MATERIAL SHOWN —
◆ ◆ ◆ ◆

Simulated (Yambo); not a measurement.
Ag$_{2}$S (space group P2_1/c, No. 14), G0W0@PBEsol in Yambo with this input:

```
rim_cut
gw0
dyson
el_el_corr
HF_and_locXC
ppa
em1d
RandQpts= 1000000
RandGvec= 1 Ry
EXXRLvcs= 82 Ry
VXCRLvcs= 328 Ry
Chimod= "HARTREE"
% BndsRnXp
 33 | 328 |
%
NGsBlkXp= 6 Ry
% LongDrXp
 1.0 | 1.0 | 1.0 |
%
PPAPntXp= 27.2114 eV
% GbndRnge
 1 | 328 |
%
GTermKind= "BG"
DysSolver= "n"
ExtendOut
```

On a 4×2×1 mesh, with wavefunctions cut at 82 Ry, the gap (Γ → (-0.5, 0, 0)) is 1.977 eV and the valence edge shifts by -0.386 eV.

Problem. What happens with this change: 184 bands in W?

◆ ◆ ◆ ◆

TASK ITEM — Using the data above, restate word for word the lines from its opening line through the line that contains "On a 4×2×1 mesh, with", and no more.

EXERCISE RESULT —
Simulated (Yambo); not a measurement.
Ag$_{2}$S (space group P2_1/c, No. 14), G0W0@PBEsol in Yambo with this input:

```
rim_cut
gw0
dyson
el_el_corr
HF_and_locXC
ppa
em1d
RandQpts= 1000000
RandGvec= 1 Ry
EXXRLvcs= 82 Ry
VXCRLvcs= 328 Ry
Chimod= "HARTREE"
% BndsRnXp
 33 | 328 |
%
NGsBlkXp= 6 Ry
% LongDrXp
 1.0 | 1.0 | 1.0 |
%
PPAPntXp= 27.2114 eV
% GbndRnge
 1 | 328 |
%
GTermKind= "BG"
DysSolver= "n"
ExtendOut
```

On a 4×2×1 mesh, with wavefunctions cut at 82 Ry, the gap (Γ → (-0.5, 0, 0)) is 1.977 eV and the valence edge shifts by -0.386 eV.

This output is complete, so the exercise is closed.